◆ Assigned task:
Transcribe each record below character for character.

◆ Dataset content:
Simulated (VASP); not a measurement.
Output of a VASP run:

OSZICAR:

◆ Exercise output:
Simulated (VASP); not a measurement.
Output of a VASP run:

OSZICAR:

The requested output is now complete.